▸ Source material:
========================================
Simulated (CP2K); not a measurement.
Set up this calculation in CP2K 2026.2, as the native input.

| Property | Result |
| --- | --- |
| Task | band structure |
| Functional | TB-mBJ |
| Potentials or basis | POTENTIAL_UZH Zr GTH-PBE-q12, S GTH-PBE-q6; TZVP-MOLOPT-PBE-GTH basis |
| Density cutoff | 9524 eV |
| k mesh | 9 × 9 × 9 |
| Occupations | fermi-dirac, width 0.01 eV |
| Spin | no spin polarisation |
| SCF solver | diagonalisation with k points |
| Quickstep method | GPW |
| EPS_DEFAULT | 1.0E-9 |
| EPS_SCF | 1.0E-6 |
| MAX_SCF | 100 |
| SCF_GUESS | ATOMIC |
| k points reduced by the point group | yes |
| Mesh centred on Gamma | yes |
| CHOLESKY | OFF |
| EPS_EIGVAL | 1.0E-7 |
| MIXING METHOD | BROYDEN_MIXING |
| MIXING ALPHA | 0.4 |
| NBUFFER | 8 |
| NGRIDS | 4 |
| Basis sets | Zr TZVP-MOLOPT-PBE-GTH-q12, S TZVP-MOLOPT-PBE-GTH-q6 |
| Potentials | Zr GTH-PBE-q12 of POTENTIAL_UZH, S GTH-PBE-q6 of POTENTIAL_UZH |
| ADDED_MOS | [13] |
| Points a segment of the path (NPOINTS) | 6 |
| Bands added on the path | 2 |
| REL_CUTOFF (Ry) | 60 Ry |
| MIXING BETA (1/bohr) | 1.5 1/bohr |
========================================

For each record above, give it again without a single change.

Simulated (CP2K); not a measurement.
Set up this calculation in CP2K 2026.2, as the native input.

| Property | Result |
| --- | --- |
| Task | band structure |
| Functional | TB-mBJ |
| Potentials or basis | POTENTIAL_UZH Zr GTH-PBE-q12, S GTH-PBE-q6; TZVP-MOLOPT-PBE-GTH basis |
| Density cutoff | 9524 eV |
| k mesh | 9 × 9 × 9 |
| Occupations | fermi-dirac, width 0.01 eV |
| Spin | no spin polarisation |
| SCF solver | diagonalisation with k points |
| Quickstep method | GPW |
| EPS_DEFAULT | 1.0E-9 |
| EPS_SCF | 1.0E-6 |
| MAX_SCF | 100 |
| SCF_GUESS | ATOMIC |
| k points reduced by the point group | yes |
| Mesh centred on Gamma | yes |
| CHOLESKY | OFF |
| EPS_EIGVAL | 1.0E-7 |
| MIXING METHOD | BROYDEN_MIXING |
| MIXING ALPHA | 0.4 |
| NBUFFER | 8 |
| NGRIDS | 4 |
| Basis sets | Zr TZVP-MOLOPT-PBE-GTH-q12, S TZVP-MOLOPT-PBE-GTH-q6 |
| Potentials | Zr GTH-PBE-q12 of POTENTIAL_UZH, S GTH-PBE-q6 of POTENTIAL_UZH |
| ADDED_MOS | [13] |
| Points a segment of the path (NPOINTS) | 6 |
| Bands added on the path | 2 |
| REL_CUTOFF (Ry) | 60 Ry |
| MIXING BETA (1/bohr) | 1.5 1/bohr |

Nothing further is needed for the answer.